(Beginning of Data to examine)

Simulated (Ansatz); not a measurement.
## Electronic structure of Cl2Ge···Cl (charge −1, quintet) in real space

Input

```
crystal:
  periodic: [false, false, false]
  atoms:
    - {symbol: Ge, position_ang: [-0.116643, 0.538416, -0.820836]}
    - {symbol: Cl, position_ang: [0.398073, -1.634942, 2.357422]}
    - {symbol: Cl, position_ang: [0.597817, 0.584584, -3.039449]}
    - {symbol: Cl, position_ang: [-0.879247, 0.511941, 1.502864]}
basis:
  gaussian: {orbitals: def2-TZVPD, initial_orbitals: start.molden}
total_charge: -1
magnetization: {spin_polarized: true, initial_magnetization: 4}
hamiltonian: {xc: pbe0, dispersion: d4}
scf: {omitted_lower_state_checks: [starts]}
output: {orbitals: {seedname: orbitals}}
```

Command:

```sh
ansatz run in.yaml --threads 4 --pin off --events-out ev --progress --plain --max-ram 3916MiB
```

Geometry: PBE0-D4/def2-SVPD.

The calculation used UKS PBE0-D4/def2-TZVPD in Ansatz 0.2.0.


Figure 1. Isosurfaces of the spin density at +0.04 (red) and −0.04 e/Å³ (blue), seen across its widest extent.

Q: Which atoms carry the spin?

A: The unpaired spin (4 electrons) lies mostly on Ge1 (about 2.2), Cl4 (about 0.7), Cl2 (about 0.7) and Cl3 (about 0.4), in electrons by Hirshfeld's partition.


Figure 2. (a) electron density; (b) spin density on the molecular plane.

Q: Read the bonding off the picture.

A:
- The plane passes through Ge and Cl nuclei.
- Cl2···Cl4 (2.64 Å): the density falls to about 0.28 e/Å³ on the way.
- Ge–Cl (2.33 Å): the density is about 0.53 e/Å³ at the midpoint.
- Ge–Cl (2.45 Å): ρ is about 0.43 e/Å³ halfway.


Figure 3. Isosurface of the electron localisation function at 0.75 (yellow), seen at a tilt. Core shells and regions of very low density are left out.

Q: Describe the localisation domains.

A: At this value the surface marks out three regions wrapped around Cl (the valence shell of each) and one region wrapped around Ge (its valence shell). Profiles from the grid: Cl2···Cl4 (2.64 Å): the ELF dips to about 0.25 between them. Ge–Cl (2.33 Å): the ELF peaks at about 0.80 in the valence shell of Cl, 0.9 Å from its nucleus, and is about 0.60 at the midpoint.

(End of Data to examine)

Work request:
Starting with the first line of the listing above, copy each line exactly until you have copied the line containing "Q: Describe the localisation domains.". Stop there.

Reply:
Simulated (Ansatz); not a measurement.
## Electronic structure of Cl2Ge···Cl (charge −1, quintet) in real space

Input

```
crystal:
  periodic: [false, false, false]
  atoms:
    - {symbol: Ge, position_ang: [-0.116643, 0.538416, -0.820836]}
    - {symbol: Cl, position_ang: [0.398073, -1.634942, 2.357422]}
    - {symbol: Cl, position_ang: [0.597817, 0.584584, -3.039449]}
    - {symbol: Cl, position_ang: [-0.879247, 0.511941, 1.502864]}
basis:
  gaussian: {orbitals: def2-TZVPD, initial_orbitals: start.molden}
total_charge: -1
magnetization: {spin_polarized: true, initial_magnetization: 4}
hamiltonian: {xc: pbe0, dispersion: d4}
scf: {omitted_lower_state_checks: [starts]}
output: {orbitals: {seedname: orbitals}}
```

Command:

```sh
ansatz run in.yaml --threads 4 --pin off --events-out ev --progress --plain --max-ram 3916MiB
```

Geometry: PBE0-D4/def2-SVPD.

The calculation used UKS PBE0-D4/def2-TZVPD in Ansatz 0.2.0.


Figure 1. Isosurfaces of the spin density at +0.04 (red) and −0.04 e/Å³ (blue), seen across its widest extent.

Q: Which atoms carry the spin?

A: The unpaired spin (4 electrons) lies mostly on Ge1 (about 2.2), Cl4 (about 0.7), Cl2 (about 0.7) and Cl3 (about 0.4), in electrons by Hirshfeld's partition.


Figure 2. (a) electron density; (b) spin density on the molecular plane.

Q: Read the bonding off the picture.

A:
- The plane passes through Ge and Cl nuclei.
- Cl2···Cl4 (2.64 Å): the density falls to about 0.28 e/Å³ on the way.
- Ge–Cl (2.33 Å): the density is about 0.53 e/Å³ at the midpoint.
- Ge–Cl (2.45 Å): ρ is about 0.43 e/Å³ halfway.


Figure 3. Isosurface of the electron localisation function at 0.75 (yellow), seen at a tilt. Core shells and regions of very low density are left out.

Q: Describe the localisation domains.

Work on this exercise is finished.